INPUT DATA =>
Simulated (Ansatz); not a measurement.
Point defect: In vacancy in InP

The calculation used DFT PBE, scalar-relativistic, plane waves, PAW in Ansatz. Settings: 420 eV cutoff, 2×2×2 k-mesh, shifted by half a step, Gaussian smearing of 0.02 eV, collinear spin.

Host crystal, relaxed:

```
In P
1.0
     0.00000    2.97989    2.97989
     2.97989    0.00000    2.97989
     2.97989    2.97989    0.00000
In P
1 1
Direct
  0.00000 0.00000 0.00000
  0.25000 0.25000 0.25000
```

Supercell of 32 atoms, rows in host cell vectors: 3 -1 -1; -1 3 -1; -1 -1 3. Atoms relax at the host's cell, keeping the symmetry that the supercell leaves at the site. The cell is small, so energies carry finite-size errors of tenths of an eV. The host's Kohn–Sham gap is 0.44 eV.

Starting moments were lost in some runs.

ASSIGNMENT =>
The records are to be retyped exactly. No line may be skipped.

YOUR SOLUTION =>
Simulated (Ansatz); not a measurement.
Point defect: In vacancy in InP

The calculation used DFT PBE, scalar-relativistic, plane waves, PAW in Ansatz. Settings: 420 eV cutoff, 2×2×2 k-mesh, shifted by half a step, Gaussian smearing of 0.02 eV, collinear spin.

Host crystal, relaxed:

```
In P
1.0
     0.00000    2.97989    2.97989
     2.97989    0.00000    2.97989
     2.97989    2.97989    0.00000
In P
1 1
Direct
  0.00000 0.00000 0.00000
  0.25000 0.25000 0.25000
```

Supercell of 32 atoms, rows in host cell vectors: 3 -1 -1; -1 3 -1; -1 -1 3. Atoms relax at the host's cell, keeping the symmetry that the supercell leaves at the site. The cell is small, so energies carry finite-size errors of tenths of an eV. The host's Kohn–Sham gap is 0.44 eV.

Starting moments were lost in some runs.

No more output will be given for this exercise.